===== Record extracts

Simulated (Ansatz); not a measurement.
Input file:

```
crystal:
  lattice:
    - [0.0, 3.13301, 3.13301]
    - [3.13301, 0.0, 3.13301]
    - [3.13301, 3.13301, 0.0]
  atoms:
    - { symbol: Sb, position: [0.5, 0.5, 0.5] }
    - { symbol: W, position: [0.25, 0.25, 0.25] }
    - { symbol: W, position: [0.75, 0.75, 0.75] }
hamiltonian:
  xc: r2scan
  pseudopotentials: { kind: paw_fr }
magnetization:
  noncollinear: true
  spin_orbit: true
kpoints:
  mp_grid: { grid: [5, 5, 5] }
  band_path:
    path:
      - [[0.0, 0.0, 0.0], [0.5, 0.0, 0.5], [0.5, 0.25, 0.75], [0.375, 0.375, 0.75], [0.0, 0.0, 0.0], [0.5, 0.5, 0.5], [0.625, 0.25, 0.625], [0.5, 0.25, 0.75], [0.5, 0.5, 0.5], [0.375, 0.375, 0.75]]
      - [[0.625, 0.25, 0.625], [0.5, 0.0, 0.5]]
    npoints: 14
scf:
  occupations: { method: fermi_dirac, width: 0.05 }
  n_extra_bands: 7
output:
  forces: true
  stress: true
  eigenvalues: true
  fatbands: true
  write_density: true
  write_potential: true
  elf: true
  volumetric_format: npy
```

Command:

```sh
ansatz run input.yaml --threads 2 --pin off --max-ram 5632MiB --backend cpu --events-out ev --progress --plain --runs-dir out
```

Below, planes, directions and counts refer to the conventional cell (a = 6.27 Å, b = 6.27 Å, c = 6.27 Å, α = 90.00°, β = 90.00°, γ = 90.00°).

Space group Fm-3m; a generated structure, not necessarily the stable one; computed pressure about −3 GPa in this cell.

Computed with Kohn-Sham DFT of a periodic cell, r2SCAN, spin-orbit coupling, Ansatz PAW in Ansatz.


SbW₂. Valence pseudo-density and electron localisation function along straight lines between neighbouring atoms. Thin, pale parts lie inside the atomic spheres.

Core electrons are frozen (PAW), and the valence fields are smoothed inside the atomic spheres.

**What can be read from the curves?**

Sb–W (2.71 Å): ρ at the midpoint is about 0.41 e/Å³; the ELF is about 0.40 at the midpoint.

==========

_Work task_:
Copy exactly the lines from the top of the entries through the line with "from the curves?**" in it, please, keeping both ends and adding nothing.

_Solution_:
Simulated (Ansatz); not a measurement.
Input file:

```
crystal:
  lattice:
    - [0.0, 3.13301, 3.13301]
    - [3.13301, 0.0, 3.13301]
    - [3.13301, 3.13301, 0.0]
  atoms:
    - { symbol: Sb, position: [0.5, 0.5, 0.5] }
    - { symbol: W, position: [0.25, 0.25, 0.25] }
    - { symbol: W, position: [0.75, 0.75, 0.75] }
hamiltonian:
  xc: r2scan
  pseudopotentials: { kind: paw_fr }
magnetization:
  noncollinear: true
  spin_orbit: true
kpoints:
  mp_grid: { grid: [5, 5, 5] }
  band_path:
    path:
      - [[0.0, 0.0, 0.0], [0.5, 0.0, 0.5], [0.5, 0.25, 0.75], [0.375, 0.375, 0.75], [0.0, 0.0, 0.0], [0.5, 0.5, 0.5], [0.625, 0.25, 0.625], [0.5, 0.25, 0.75], [0.5, 0.5, 0.5], [0.375, 0.375, 0.75]]
      - [[0.625, 0.25, 0.625], [0.5, 0.0, 0.5]]
    npoints: 14
scf:
  occupations: { method: fermi_dirac, width: 0.05 }
  n_extra_bands: 7
output:
  forces: true
  stress: true
  eigenvalues: true
  fatbands: true
  write_density: true
  write_potential: true
  elf: true
  volumetric_format: npy
```

Command:

```sh
ansatz run input.yaml --threads 2 --pin off --max-ram 5632MiB --backend cpu --events-out ev --progress --plain --runs-dir out
```

Below, planes, directions and counts refer to the conventional cell (a = 6.27 Å, b = 6.27 Å, c = 6.27 Å, α = 90.00°, β = 90.00°, γ = 90.00°).

Space group Fm-3m; a generated structure, not necessarily the stable one; computed pressure about −3 GPa in this cell.

Computed with Kohn-Sham DFT of a periodic cell, r2SCAN, spin-orbit coupling, Ansatz PAW in Ansatz.


SbW₂. Valence pseudo-density and electron localisation function along straight lines between neighbouring atoms. Thin, pale parts lie inside the atomic spheres.

Core electrons are frozen (PAW), and the valence fields are smoothed inside the atomic spheres.

**What can be read from the curves?**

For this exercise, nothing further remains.